Work instruction: Exactly the lines from the start of the data below through the line containing "[H₃C–Sn=O]• → [H₂C=Sn–OH]•, a" must be returned, and no others.

Data provided:
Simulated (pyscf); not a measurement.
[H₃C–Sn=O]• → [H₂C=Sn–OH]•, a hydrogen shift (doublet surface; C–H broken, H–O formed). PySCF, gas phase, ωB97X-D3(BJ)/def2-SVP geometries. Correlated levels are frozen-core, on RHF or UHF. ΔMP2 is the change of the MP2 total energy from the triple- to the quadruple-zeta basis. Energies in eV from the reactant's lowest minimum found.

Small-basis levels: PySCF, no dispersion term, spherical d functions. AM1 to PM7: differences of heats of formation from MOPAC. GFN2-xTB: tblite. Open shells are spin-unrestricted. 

Problem solution:
Simulated (pyscf); not a measurement.
[H₃C–Sn=O]• → [H₂C=Sn–OH]•, a hydrogen shift (doublet surface; C–H broken, H–O formed). PySCF, gas phase, ωB97X-D3(BJ)/def2-SVP geometries. Correlated levels are frozen-core, on RHF or UHF. ΔMP2 is the change of the MP2 total energy from the triple- to the quadruple-zeta basis. Energies in eV from the reactant's lowest minimum found.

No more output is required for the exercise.